_EXERCISE_.
Nothing in the data should be left out or altered when it is retyped.

_PROVIDED RECORDS_.
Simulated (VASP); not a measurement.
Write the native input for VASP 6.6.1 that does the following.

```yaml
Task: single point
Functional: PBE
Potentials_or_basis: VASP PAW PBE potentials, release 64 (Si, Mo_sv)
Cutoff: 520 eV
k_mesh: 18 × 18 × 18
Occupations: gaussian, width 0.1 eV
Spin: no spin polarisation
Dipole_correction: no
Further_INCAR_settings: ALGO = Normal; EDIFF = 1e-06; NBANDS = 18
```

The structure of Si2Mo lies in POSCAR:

_EXERCISE RESPONSE_.
Simulated (VASP); not a measurement.
Write the native input for VASP 6.6.1 that does the following.

```yaml
Task: single point
Functional: PBE
Potentials_or_basis: VASP PAW PBE potentials, release 64 (Si, Mo_sv)
Cutoff: 520 eV
k_mesh: 18 × 18 × 18
Occupations: gaussian, width 0.1 eV
Spin: no spin polarisation
Dipole_correction: no
Further_INCAR_settings: ALGO = Normal; EDIFF = 1e-06; NBANDS = 18
```

The structure of Si2Mo lies in POSCAR:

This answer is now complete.